Required action | Print the records below word for word, beginning with the first line and ending once the line containing "Figure. Si. Isosurface" is printed.

Listed entries |
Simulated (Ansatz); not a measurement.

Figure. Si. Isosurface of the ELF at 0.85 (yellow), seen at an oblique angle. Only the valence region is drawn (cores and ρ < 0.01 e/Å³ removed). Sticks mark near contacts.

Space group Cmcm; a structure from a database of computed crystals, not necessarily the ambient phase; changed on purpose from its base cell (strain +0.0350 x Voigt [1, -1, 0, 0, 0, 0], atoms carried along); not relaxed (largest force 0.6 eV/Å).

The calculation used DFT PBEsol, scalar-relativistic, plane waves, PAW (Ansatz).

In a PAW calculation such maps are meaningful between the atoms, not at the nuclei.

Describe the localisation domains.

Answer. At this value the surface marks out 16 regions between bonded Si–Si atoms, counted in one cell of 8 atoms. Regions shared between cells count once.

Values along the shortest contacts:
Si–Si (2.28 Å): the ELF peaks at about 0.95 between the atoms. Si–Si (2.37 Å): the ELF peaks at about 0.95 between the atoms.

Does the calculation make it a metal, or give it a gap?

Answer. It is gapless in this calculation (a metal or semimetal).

Written solution |
Simulated (Ansatz); not a measurement.

Figure. Si. Isosurface of the ELF at 0.85 (yellow), seen at an oblique angle. Only the valence region is drawn (cores and ρ < 0.01 e/Å³ removed). Sticks mark near contacts.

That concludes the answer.